Information START

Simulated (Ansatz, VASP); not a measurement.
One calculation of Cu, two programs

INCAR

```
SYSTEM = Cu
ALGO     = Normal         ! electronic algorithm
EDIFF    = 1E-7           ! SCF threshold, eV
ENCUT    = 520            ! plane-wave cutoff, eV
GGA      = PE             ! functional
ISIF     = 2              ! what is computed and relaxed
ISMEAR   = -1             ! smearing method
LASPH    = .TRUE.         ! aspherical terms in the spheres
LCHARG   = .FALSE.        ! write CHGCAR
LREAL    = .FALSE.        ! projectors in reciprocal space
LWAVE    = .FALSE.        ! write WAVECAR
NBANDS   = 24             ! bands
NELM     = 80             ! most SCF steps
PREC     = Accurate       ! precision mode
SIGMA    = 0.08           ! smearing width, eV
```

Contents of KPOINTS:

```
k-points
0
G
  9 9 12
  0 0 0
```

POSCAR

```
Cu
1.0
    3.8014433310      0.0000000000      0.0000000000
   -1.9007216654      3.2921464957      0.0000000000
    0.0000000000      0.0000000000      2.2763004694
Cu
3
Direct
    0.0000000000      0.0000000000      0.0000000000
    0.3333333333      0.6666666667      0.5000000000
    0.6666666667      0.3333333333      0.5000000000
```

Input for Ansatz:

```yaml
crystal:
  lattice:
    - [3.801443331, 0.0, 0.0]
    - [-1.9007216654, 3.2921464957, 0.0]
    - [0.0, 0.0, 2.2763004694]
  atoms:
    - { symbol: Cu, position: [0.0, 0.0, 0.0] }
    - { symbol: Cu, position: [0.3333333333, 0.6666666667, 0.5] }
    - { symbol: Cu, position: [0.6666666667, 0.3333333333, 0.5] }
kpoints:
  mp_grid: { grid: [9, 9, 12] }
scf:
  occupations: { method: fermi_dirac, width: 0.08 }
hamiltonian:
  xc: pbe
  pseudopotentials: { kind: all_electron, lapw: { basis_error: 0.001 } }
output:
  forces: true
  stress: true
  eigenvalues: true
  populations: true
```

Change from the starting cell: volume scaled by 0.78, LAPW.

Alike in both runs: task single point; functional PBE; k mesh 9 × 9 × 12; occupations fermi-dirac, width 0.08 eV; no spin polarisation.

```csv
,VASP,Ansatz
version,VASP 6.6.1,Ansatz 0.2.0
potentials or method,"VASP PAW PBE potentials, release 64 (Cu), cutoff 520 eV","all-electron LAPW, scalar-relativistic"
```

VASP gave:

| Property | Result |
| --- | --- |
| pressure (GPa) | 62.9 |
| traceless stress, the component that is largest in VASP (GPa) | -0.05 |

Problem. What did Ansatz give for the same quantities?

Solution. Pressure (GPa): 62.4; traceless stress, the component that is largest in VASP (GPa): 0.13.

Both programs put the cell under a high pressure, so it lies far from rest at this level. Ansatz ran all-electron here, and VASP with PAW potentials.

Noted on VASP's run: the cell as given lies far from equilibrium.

Information END

Work request
Up to and including the line containing "Problem. What did", please write out the listing exactly, starting from its first line.

Worked solution
Simulated (Ansatz, VASP); not a measurement.
One calculation of Cu, two programs

INCAR

```
SYSTEM = Cu
ALGO     = Normal         ! electronic algorithm
EDIFF    = 1E-7           ! SCF threshold, eV
ENCUT    = 520            ! plane-wave cutoff, eV
GGA      = PE             ! functional
ISIF     = 2              ! what is computed and relaxed
ISMEAR   = -1             ! smearing method
LASPH    = .TRUE.         ! aspherical terms in the spheres
LCHARG   = .FALSE.        ! write CHGCAR
LREAL    = .FALSE.        ! projectors in reciprocal space
LWAVE    = .FALSE.        ! write WAVECAR
NBANDS   = 24             ! bands
NELM     = 80             ! most SCF steps
PREC     = Accurate       ! precision mode
SIGMA    = 0.08           ! smearing width, eV
```

Contents of KPOINTS:

```
k-points
0
G
  9 9 12
  0 0 0
```

POSCAR

```
Cu
1.0
    3.8014433310      0.0000000000      0.0000000000
   -1.9007216654      3.2921464957      0.0000000000
    0.0000000000      0.0000000000      2.2763004694
Cu
3
Direct
    0.0000000000      0.0000000000      0.0000000000
    0.3333333333      0.6666666667      0.5000000000
    0.6666666667      0.3333333333      0.5000000000
```

Input for Ansatz:

```yaml
crystal:
  lattice:
    - [3.801443331, 0.0, 0.0]
    - [-1.9007216654, 3.2921464957, 0.0]
    - [0.0, 0.0, 2.2763004694]
  atoms:
    - { symbol: Cu, position: [0.0, 0.0, 0.0] }
    - { symbol: Cu, position: [0.3333333333, 0.6666666667, 0.5] }
    - { symbol: Cu, position: [0.6666666667, 0.3333333333, 0.5] }
kpoints:
  mp_grid: { grid: [9, 9, 12] }
scf:
  occupations: { method: fermi_dirac, width: 0.08 }
hamiltonian:
  xc: pbe
  pseudopotentials: { kind: all_electron, lapw: { basis_error: 0.001 } }
output:
  forces: true
  stress: true
  eigenvalues: true
  populations: true
```

Change from the starting cell: volume scaled by 0.78, LAPW.

Alike in both runs: task single point; functional PBE; k mesh 9 × 9 × 12; occupations fermi-dirac, width 0.08 eV; no spin polarisation.

```csv
,VASP,Ansatz
version,VASP 6.6.1,Ansatz 0.2.0
potentials or method,"VASP PAW PBE potentials, release 64 (Cu), cutoff 520 eV","all-electron LAPW, scalar-relativistic"
```

VASP gave:

| Property | Result |
| --- | --- |
| pressure (GPa) | 62.9 |
| traceless stress, the component that is largest in VASP (GPa) | -0.05 |

Problem. What did Ansatz give for the same quantities?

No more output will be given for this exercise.